INFORMATION SHOWN below:

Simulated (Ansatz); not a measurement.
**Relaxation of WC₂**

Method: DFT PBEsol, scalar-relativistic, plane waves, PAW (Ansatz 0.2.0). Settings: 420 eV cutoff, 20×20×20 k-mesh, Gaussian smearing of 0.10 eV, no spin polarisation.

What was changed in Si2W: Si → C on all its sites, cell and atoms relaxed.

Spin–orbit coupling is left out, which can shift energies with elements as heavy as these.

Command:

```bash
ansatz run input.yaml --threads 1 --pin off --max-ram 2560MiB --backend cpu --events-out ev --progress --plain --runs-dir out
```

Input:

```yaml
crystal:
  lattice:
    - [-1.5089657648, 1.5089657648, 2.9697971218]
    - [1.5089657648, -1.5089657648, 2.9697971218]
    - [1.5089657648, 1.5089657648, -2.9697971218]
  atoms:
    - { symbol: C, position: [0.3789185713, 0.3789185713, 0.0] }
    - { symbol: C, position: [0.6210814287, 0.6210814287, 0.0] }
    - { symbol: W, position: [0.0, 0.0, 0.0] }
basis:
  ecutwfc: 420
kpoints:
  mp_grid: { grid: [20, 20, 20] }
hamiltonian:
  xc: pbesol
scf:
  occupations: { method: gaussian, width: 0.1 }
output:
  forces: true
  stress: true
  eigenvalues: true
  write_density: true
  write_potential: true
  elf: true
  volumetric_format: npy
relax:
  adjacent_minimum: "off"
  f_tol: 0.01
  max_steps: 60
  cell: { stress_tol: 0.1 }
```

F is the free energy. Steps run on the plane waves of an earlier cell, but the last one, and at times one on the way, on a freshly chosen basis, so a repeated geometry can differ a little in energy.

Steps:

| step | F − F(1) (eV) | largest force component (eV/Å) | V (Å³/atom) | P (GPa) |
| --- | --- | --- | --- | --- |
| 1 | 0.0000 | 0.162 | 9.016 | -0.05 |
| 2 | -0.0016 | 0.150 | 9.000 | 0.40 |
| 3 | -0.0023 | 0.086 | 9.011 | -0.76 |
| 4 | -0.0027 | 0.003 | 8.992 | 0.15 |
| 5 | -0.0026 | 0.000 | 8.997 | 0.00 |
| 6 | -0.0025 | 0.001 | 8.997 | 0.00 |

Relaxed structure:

End of INFORMATION SHOWN.

Copy exactly the lines that run from the first line of the data to the line containing "Method: DFT PBEsol, scalar-relativistic, plane", please, with both ends included and nothing else.

** TASK RESPONSE **
Simulated (Ansatz); not a measurement.
**Relaxation of WC₂**

Method: DFT PBEsol, scalar-relativistic, plane waves, PAW (Ansatz 0.2.0). Settings: 420 eV cutoff, 20×20×20 k-mesh, Gaussian smearing of 0.10 eV, no spin polarisation.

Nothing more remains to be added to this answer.